* **Work request**:
Return each record shown below exactly, with none omitted.

* **Extracted records**:
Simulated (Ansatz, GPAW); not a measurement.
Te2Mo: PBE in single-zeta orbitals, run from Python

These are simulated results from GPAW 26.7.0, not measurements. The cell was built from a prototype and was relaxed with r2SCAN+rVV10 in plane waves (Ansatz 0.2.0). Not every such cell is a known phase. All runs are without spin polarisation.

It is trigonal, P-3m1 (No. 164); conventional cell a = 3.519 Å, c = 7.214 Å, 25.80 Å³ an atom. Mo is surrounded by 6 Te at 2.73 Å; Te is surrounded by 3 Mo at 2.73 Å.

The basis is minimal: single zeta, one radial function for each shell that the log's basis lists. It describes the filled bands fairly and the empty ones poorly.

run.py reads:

* **Written reply**:
Simulated (Ansatz, GPAW); not a measurement.
Te2Mo: PBE in single-zeta orbitals, run from Python

These are simulated results from GPAW 26.7.0, not measurements. The cell was built from a prototype and was relaxed with r2SCAN+rVV10 in plane waves (Ansatz 0.2.0). Not every such cell is a known phase. All runs are without spin polarisation.

It is trigonal, P-3m1 (No. 164); conventional cell a = 3.519 Å, c = 7.214 Å, 25.80 Å³ an atom. Mo is surrounded by 6 Te at 2.73 Å; Te is surrounded by 3 Mo at 2.73 Å.

The basis is minimal: single zeta, one radial function for each shell that the log's basis lists. It describes the filled bands fairly and the empty ones poorly.

run.py reads:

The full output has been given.